☆ ☆ ☆
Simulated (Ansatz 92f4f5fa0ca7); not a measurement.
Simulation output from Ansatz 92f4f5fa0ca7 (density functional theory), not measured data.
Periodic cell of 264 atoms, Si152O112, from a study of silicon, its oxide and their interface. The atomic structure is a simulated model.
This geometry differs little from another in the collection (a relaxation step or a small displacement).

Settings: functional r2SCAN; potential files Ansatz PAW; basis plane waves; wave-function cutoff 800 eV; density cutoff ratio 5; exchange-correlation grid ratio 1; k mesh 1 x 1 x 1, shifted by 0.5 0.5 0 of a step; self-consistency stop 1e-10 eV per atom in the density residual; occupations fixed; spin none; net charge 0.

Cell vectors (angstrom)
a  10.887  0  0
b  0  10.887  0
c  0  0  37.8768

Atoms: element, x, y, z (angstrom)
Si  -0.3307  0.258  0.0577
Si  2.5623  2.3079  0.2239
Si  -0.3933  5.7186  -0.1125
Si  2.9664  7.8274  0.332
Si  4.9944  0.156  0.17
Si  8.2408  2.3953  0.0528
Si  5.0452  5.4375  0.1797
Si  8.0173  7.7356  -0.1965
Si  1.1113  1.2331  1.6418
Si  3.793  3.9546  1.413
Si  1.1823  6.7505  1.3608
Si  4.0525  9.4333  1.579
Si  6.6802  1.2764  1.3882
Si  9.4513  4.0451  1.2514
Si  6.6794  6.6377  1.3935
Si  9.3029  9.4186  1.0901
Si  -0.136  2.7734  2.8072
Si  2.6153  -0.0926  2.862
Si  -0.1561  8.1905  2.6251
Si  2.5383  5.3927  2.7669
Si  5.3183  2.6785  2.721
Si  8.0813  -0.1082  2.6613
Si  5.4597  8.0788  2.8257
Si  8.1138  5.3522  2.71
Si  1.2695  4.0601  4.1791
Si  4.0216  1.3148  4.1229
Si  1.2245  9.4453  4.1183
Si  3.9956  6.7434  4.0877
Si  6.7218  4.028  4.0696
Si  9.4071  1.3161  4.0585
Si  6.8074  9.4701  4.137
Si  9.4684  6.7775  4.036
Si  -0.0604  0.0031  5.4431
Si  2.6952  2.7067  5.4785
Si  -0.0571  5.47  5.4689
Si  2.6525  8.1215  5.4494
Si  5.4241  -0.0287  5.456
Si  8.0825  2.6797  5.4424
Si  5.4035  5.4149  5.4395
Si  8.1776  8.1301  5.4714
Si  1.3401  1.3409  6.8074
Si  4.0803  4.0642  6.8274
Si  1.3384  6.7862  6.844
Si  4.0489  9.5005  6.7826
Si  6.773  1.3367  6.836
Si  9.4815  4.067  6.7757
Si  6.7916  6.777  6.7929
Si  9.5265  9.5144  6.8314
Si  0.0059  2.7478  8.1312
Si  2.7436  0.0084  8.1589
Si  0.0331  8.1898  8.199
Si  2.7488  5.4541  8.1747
☆ ☆ ☆

Work item:
Only an exact copy of the listing above, from its first line up to and including the line with "This geometry differs", counts as the answer.

Task answer:
Simulated (Ansatz 92f4f5fa0ca7); not a measurement.
Simulation output from Ansatz 92f4f5fa0ca7 (density functional theory), not measured data.
Periodic cell of 264 atoms, Si152O112, from a study of silicon, its oxide and their interface. The atomic structure is a simulated model.
This geometry differs little from another in the collection (a relaxation step or a small displacement).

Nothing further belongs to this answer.